> [ACTIVITY]:
Your task is to copy the lines of the data below from the line holding "Inputs (values chosen" through the line holding "## Scales and lumped estimate", inclusive, exactly and with nothing added.

--------------------------------

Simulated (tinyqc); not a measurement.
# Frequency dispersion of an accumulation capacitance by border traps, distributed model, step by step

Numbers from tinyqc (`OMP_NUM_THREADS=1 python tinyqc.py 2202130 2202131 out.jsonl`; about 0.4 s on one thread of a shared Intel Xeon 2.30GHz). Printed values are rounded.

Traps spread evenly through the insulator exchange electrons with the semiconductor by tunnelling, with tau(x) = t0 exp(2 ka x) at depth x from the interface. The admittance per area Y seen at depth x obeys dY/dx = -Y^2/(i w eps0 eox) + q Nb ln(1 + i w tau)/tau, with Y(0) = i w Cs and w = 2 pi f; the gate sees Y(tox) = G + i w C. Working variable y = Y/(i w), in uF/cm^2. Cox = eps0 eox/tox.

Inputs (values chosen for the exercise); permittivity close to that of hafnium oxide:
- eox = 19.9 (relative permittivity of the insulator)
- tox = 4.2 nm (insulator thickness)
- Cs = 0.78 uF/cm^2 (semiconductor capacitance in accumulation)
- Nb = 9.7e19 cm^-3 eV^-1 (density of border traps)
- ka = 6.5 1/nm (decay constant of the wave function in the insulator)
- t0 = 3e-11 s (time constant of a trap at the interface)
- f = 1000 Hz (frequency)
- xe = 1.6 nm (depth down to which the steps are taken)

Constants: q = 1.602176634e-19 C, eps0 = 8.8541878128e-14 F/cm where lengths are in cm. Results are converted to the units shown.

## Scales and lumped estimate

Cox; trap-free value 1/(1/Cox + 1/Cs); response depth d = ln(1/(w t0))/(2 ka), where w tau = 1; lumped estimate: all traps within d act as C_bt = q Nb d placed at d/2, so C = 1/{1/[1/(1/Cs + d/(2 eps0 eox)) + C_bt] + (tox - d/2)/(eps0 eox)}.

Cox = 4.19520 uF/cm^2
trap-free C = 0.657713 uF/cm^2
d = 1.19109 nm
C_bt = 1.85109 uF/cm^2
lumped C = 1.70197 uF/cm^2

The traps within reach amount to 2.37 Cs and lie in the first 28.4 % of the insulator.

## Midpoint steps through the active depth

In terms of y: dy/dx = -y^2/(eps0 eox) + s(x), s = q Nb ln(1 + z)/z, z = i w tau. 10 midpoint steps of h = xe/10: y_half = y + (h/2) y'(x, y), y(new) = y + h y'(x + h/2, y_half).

--------------------------------

> [EXPECTED ANSWER]:
Inputs (values chosen for the exercise); permittivity close to that of hafnium oxide:
- eox = 19.9 (relative permittivity of the insulator)
- tox = 4.2 nm (insulator thickness)
- Cs = 0.78 uF/cm^2 (semiconductor capacitance in accumulation)
- Nb = 9.7e19 cm^-3 eV^-1 (density of border traps)
- ka = 6.5 1/nm (decay constant of the wave function in the insulator)
- t0 = 3e-11 s (time constant of a trap at the interface)
- f = 1000 Hz (frequency)
- xe = 1.6 nm (depth down to which the steps are taken)

Constants: q = 1.602176634e-19 C, eps0 = 8.8541878128e-14 F/cm where lengths are in cm. Results are converted to the units shown.

## Scales and lumped estimate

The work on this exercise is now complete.